Information supplied:
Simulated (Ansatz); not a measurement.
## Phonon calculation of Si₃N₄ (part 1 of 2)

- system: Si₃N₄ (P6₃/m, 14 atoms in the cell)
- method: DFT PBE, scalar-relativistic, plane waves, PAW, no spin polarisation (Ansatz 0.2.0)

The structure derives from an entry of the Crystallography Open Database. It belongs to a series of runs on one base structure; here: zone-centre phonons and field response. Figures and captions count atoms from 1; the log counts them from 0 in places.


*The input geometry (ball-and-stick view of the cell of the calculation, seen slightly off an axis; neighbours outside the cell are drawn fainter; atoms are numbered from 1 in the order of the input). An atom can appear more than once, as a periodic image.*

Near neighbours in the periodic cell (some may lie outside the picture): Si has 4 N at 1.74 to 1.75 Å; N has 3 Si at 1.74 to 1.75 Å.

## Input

Work order: Quote the data above verbatim from its first line to the line that includes "Near neighbours in", with both boundary lines retained.

Written solution:
Simulated (Ansatz); not a measurement.
## Phonon calculation of Si₃N₄ (part 1 of 2)

- system: Si₃N₄ (P6₃/m, 14 atoms in the cell)
- method: DFT PBE, scalar-relativistic, plane waves, PAW, no spin polarisation (Ansatz 0.2.0)

The structure derives from an entry of the Crystallography Open Database. It belongs to a series of runs on one base structure; here: zone-centre phonons and field response. Figures and captions count atoms from 1; the log counts them from 0 in places.


*The input geometry (ball-and-stick view of the cell of the calculation, seen slightly off an axis; neighbours outside the cell are drawn fainter; atoms are numbered from 1 in the order of the input). An atom can appear more than once, as a periodic image.*

Near neighbours in the periodic cell (some may lie outside the picture): Si has 4 N at 1.74 to 1.75 Å; N has 3 Si at 1.74 to 1.75 Å.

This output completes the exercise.